= Beginning of Section =
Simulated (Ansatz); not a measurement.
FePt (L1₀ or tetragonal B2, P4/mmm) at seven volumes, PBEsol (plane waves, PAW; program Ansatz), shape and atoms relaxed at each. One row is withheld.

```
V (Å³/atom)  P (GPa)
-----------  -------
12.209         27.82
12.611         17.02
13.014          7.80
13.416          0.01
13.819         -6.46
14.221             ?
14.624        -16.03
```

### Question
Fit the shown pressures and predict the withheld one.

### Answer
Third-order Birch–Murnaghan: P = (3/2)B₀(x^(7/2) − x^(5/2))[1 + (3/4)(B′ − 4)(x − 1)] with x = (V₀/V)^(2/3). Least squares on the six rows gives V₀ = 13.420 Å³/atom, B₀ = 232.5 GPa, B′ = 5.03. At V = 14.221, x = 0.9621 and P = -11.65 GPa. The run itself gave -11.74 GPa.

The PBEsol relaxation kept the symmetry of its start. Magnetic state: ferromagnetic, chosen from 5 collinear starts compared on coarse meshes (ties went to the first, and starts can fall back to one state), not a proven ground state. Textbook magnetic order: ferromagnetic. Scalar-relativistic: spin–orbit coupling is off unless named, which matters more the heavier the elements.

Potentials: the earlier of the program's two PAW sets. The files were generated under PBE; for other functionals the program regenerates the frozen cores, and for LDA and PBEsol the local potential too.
= End of Section =

▶ _WORK REQUEST_:
Set every line down again exactly. Begin with the first line of the entries and finish with the line containing "The PBEsol relaxation".

▶ _WRITTEN SOLUTION_:
Simulated (Ansatz); not a measurement.
FePt (L1₀ or tetragonal B2, P4/mmm) at seven volumes, PBEsol (plane waves, PAW; program Ansatz), shape and atoms relaxed at each. One row is withheld.

```
V (Å³/atom)  P (GPa)
-----------  -------
12.209         27.82
12.611         17.02
13.014          7.80
13.416          0.01
13.819         -6.46
14.221             ?
14.624        -16.03
```

### Question
Fit the shown pressures and predict the withheld one.

### Answer
Third-order Birch–Murnaghan: P = (3/2)B₀(x^(7/2) − x^(5/2))[1 + (3/4)(B′ − 4)(x − 1)] with x = (V₀/V)^(2/3). Least squares on the six rows gives V₀ = 13.420 Å³/atom, B₀ = 232.5 GPa, B′ = 5.03. At V = 14.221, x = 0.9621 and P = -11.65 GPa. The run itself gave -11.74 GPa.

The PBEsol relaxation kept the symmetry of its start. Magnetic state: ferromagnetic, chosen from 5 collinear starts compared on coarse meshes (ties went to the first, and starts can fall back to one state), not a proven ground state. Textbook magnetic order: ferromagnetic. Scalar-relativistic: spin–orbit coupling is off unless named, which matters more the heavier the elements.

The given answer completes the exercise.